════════

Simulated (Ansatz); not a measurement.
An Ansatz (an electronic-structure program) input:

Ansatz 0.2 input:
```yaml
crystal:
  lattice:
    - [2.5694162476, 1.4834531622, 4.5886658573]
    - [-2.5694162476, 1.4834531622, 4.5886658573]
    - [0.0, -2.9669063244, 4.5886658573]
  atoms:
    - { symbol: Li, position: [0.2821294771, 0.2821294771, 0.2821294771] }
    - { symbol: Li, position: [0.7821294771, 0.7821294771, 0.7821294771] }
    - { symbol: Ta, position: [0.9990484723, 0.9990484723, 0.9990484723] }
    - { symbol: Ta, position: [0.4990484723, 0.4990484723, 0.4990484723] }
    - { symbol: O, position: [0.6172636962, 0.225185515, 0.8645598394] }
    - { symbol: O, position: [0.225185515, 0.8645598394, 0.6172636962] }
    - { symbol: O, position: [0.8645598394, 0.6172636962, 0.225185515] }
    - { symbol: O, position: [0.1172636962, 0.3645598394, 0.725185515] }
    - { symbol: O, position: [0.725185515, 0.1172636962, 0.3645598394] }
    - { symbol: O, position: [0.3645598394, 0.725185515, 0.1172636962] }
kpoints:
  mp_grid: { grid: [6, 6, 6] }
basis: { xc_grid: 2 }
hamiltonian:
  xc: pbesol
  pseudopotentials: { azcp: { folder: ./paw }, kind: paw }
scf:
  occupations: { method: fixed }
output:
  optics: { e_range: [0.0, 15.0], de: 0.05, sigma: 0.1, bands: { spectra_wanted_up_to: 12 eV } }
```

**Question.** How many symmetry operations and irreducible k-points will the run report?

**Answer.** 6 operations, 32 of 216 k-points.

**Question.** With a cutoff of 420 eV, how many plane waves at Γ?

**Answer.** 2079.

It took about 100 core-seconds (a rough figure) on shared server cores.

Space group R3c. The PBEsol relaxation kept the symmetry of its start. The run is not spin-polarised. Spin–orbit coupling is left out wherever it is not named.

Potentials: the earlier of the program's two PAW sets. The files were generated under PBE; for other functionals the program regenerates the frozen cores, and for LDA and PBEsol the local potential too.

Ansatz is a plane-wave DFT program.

════════

• _Requirement_:
Starting with the line with "of 216 k-points." above and going on through the line with "Potentials: the earlier", transcribe every line exactly, both ends included, and add nothing.

• _Task response_:
**Answer.** 6 operations, 32 of 216 k-points.

**Question.** With a cutoff of 420 eV, how many plane waves at Γ?

**Answer.** 2079.

It took about 100 core-seconds (a rough figure) on shared server cores.

Space group R3c. The PBEsol relaxation kept the symmetry of its start. The run is not spin-polarised. Spin–orbit coupling is left out wherever it is not named.

Potentials: the earlier of the program's two PAW sets. The files were generated under PBE; for other functionals the program regenerates the frozen cores, and for LDA and PBEsol the local potential too.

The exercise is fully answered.